Assigned task:
Output must match the data below exactly from its first line through the line that contains "D. HF/def2-SVP", with no other line.

Given data:
--- --- ---
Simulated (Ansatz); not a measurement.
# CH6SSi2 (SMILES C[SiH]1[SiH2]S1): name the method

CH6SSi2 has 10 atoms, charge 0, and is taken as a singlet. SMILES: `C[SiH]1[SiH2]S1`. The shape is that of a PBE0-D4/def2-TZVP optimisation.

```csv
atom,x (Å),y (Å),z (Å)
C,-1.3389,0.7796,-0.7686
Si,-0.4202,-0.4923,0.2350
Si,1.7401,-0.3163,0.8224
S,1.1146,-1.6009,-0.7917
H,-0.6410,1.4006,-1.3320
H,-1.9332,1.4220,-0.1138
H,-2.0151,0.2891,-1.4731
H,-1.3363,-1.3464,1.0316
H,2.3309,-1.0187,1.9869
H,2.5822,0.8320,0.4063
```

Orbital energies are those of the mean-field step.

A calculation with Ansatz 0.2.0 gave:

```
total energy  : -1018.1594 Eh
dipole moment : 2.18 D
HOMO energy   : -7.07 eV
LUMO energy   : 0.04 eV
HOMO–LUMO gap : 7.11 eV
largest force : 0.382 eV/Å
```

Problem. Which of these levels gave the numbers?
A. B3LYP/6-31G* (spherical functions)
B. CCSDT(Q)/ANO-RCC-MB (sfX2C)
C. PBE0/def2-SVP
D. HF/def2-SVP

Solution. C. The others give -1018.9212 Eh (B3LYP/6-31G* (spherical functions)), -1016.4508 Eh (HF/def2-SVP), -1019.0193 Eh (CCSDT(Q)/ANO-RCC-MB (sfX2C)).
--- --- ---

Answer area:
Simulated (Ansatz); not a measurement.
# CH6SSi2 (SMILES C[SiH]1[SiH2]S1): name the method

CH6SSi2 has 10 atoms, charge 0, and is taken as a singlet. SMILES: `C[SiH]1[SiH2]S1`. The shape is that of a PBE0-D4/def2-TZVP optimisation.

```csv
atom,x (Å),y (Å),z (Å)
C,-1.3389,0.7796,-0.7686
Si,-0.4202,-0.4923,0.2350
Si,1.7401,-0.3163,0.8224
S,1.1146,-1.6009,-0.7917
H,-0.6410,1.4006,-1.3320
H,-1.9332,1.4220,-0.1138
H,-2.0151,0.2891,-1.4731
H,-1.3363,-1.3464,1.0316
H,2.3309,-1.0187,1.9869
H,2.5822,0.8320,0.4063
```

Orbital energies are those of the mean-field step.

A calculation with Ansatz 0.2.0 gave:

```
total energy  : -1018.1594 Eh
dipole moment : 2.18 D
HOMO energy   : -7.07 eV
LUMO energy   : 0.04 eV
HOMO–LUMO gap : 7.11 eV
largest force : 0.382 eV/Å
```

Problem. Which of these levels gave the numbers?
A. B3LYP/6-31G* (spherical functions)
B. CCSDT(Q)/ANO-RCC-MB (sfX2C)
C. PBE0/def2-SVP
D. HF/def2-SVP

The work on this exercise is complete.